════
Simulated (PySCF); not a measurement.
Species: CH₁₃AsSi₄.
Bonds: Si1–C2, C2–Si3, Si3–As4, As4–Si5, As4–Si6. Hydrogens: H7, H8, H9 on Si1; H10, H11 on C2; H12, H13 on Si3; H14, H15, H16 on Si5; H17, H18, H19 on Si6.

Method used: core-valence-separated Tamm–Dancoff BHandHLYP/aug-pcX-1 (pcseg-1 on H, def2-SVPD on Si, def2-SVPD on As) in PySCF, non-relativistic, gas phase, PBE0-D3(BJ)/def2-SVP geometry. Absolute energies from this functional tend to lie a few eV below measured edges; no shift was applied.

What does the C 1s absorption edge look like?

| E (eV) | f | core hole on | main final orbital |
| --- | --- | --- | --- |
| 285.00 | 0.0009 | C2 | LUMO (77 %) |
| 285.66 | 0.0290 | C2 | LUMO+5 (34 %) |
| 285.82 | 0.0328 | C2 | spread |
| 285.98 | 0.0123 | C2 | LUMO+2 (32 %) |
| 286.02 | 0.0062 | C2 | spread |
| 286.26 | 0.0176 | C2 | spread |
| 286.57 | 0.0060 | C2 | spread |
════

#### EXERCISE
Starting with the line above that holds "What does the C 1s absorption edge look like?" and stopping with the line that holds "0.0176 | C2 | spread |", reproduce each line exactly, omitting all other lines.

#### TASK OUTPUT
What does the C 1s absorption edge look like?

| E (eV) | f | core hole on | main final orbital |
| --- | --- | --- | --- |
| 285.00 | 0.0009 | C2 | LUMO (77 %) |
| 285.66 | 0.0290 | C2 | LUMO+5 (34 %) |
| 285.82 | 0.0328 | C2 | spread |
| 285.98 | 0.0123 | C2 | LUMO+2 (32 %) |
| 286.02 | 0.0062 | C2 | spread |
| 286.26 | 0.0176 | C2 | spread |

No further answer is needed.